========

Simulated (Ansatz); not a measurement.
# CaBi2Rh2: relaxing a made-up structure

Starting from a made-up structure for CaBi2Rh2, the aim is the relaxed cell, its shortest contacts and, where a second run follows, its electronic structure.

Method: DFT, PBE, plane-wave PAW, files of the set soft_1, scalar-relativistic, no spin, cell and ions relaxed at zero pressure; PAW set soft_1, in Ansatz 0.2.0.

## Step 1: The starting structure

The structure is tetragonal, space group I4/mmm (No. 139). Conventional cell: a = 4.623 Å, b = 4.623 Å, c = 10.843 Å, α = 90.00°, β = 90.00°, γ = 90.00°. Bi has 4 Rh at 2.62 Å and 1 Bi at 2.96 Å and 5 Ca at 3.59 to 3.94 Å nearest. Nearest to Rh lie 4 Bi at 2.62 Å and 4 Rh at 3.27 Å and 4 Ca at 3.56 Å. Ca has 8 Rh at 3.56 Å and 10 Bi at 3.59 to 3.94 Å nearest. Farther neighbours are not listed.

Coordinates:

========

§ Work item: Retype each entry exactly.

§ Result:
Simulated (Ansatz); not a measurement.
# CaBi2Rh2: relaxing a made-up structure

Starting from a made-up structure for CaBi2Rh2, the aim is the relaxed cell, its shortest contacts and, where a second run follows, its electronic structure.

Method: DFT, PBE, plane-wave PAW, files of the set soft_1, scalar-relativistic, no spin, cell and ions relaxed at zero pressure; PAW set soft_1, in Ansatz 0.2.0.

## Step 1: The starting structure

The structure is tetragonal, space group I4/mmm (No. 139). Conventional cell: a = 4.623 Å, b = 4.623 Å, c = 10.843 Å, α = 90.00°, β = 90.00°, γ = 90.00°. Bi has 4 Rh at 2.62 Å and 1 Bi at 2.96 Å and 5 Ca at 3.59 to 3.94 Å nearest. Nearest to Rh lie 4 Bi at 2.62 Å and 4 Rh at 3.27 Å and 4 Ca at 3.56 Å. Ca has 8 Rh at 3.56 Å and 10 Bi at 3.59 to 3.94 Å nearest. Farther neighbours are not listed.

Coordinates:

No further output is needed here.